| WORK TASK |
Only the lines from the top of the data through the line with "One atom of each set is listed." should be repeated, each exactly as written.

| SUPPLIED MATERIAL |
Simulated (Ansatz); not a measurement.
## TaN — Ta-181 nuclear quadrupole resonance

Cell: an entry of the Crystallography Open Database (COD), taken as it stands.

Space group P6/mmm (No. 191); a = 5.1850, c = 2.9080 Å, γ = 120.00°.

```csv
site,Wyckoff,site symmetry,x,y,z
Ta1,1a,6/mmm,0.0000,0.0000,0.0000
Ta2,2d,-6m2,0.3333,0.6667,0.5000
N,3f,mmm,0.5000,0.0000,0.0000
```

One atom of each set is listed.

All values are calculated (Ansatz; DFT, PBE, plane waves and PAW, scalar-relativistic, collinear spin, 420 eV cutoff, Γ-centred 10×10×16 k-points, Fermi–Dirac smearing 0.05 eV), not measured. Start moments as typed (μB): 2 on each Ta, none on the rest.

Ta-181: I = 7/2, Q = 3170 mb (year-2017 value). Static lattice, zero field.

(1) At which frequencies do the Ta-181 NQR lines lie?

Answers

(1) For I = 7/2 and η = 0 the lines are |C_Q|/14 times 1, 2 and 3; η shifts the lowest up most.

| EXERCISE ANSWER |
Simulated (Ansatz); not a measurement.
## TaN — Ta-181 nuclear quadrupole resonance

Cell: an entry of the Crystallography Open Database (COD), taken as it stands.

Space group P6/mmm (No. 191); a = 5.1850, c = 2.9080 Å, γ = 120.00°.

```csv
site,Wyckoff,site symmetry,x,y,z
Ta1,1a,6/mmm,0.0000,0.0000,0.0000
Ta2,2d,-6m2,0.3333,0.6667,0.5000
N,3f,mmm,0.5000,0.0000,0.0000
```

One atom of each set is listed.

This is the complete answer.